━━━━

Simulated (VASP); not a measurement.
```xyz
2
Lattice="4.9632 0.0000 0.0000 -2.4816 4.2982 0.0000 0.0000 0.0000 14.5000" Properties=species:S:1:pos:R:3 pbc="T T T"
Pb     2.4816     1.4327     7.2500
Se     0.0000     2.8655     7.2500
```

━━━━

WORK ORDER »
Give every record again, exactly as it appears.

WRITTEN SOLUTION »
Simulated (VASP); not a measurement.
```xyz
2
Lattice="4.9632 0.0000 0.0000 -2.4816 4.2982 0.0000 0.0000 0.0000 14.5000" Properties=species:S:1:pos:R:3 pbc="T T T"
Pb     2.4816     1.4327     7.2500
Se     0.0000     2.8655     7.2500
```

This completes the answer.